-- Opening Marker --

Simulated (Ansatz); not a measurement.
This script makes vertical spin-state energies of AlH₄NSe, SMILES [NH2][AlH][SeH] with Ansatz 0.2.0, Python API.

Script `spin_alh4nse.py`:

-- Closing Marker --

--- TASK ITEM ---
Repeat the entries verbatim through the line with "This script makes".

--- ANSWER AREA ---
Simulated (Ansatz); not a measurement.
This script makes vertical spin-state energies of AlH₄NSe, SMILES [NH2][AlH][SeH] with Ansatz 0.2.0, Python API.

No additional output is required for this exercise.